■ Data under study:
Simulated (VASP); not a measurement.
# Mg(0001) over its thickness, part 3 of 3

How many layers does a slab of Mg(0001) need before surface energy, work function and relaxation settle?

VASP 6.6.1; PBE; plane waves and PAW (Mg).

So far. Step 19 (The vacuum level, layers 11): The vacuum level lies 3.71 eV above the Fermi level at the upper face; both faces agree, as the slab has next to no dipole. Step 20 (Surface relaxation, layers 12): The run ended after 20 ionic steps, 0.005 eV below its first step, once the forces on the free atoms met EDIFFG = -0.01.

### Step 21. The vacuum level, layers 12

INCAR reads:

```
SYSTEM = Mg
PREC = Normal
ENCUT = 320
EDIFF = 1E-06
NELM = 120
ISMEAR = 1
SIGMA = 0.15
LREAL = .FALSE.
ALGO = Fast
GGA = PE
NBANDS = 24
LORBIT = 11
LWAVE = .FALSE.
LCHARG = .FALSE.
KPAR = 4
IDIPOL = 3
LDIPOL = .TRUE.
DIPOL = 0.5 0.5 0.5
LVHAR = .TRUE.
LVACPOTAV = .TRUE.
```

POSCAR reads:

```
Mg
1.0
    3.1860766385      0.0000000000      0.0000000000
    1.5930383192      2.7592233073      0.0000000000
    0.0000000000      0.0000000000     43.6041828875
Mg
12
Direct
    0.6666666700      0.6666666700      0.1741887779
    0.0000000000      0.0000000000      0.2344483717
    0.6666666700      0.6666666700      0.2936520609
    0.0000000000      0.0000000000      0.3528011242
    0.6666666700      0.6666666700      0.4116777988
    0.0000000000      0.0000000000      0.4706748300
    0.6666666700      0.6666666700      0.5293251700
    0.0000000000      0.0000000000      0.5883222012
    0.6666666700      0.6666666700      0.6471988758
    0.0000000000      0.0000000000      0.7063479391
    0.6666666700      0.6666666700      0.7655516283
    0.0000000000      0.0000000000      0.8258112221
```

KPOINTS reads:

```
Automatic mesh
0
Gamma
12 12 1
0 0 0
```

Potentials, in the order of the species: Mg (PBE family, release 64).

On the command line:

■ Assignment: Output, please, only the lines running from the start of the entries through the line that contains "So far. Step", including both of those lines.

■ Task response:
Simulated (VASP); not a measurement.
# Mg(0001) over its thickness, part 3 of 3

How many layers does a slab of Mg(0001) need before surface energy, work function and relaxation settle?

VASP 6.6.1; PBE; plane waves and PAW (Mg).

So far. Step 19 (The vacuum level, layers 11): The vacuum level lies 3.71 eV above the Fermi level at the upper face; both faces agree, as the slab has next to no dipole. Step 20 (Surface relaxation, layers 12): The run ended after 20 ionic steps, 0.005 eV below its first step, once the forces on the free atoms met EDIFFG = -0.01.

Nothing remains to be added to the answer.